Repeat the entries that appear below, exactly and in full.

☆ ☆ ☆ ☆ ☆

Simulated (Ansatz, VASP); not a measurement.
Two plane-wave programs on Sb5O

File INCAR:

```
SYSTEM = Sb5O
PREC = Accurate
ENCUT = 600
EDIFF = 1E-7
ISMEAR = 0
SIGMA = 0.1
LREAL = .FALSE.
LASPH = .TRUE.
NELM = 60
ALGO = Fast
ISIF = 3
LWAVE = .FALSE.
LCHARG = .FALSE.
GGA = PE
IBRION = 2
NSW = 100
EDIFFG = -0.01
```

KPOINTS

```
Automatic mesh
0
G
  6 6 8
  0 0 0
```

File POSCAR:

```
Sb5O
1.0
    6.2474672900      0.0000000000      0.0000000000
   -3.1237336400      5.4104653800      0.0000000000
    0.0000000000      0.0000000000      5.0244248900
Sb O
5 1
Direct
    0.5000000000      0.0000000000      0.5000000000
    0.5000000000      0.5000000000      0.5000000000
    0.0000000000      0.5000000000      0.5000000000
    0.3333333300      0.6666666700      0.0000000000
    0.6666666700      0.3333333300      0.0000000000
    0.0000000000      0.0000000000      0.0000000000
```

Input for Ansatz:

☆ ☆ ☆ ☆ ☆

Your response:
Simulated (Ansatz, VASP); not a measurement.
Two plane-wave programs on Sb5O

File INCAR:

```
SYSTEM = Sb5O
PREC = Accurate
ENCUT = 600
EDIFF = 1E-7
ISMEAR = 0
SIGMA = 0.1
LREAL = .FALSE.
LASPH = .TRUE.
NELM = 60
ALGO = Fast
ISIF = 3
LWAVE = .FALSE.
LCHARG = .FALSE.
GGA = PE
IBRION = 2
NSW = 100
EDIFFG = -0.01
```

KPOINTS

```
Automatic mesh
0
G
  6 6 8
  0 0 0
```

File POSCAR:

```
Sb5O
1.0
    6.2474672900      0.0000000000      0.0000000000
   -3.1237336400      5.4104653800      0.0000000000
    0.0000000000      0.0000000000      5.0244248900
Sb O
5 1
Direct
    0.5000000000      0.0000000000      0.5000000000
    0.5000000000      0.5000000000      0.5000000000
    0.0000000000      0.5000000000      0.5000000000
    0.3333333300      0.6666666700      0.0000000000
    0.6666666700      0.3333333300      0.0000000000
    0.0000000000      0.0000000000      0.0000000000
```

Input for Ansatz:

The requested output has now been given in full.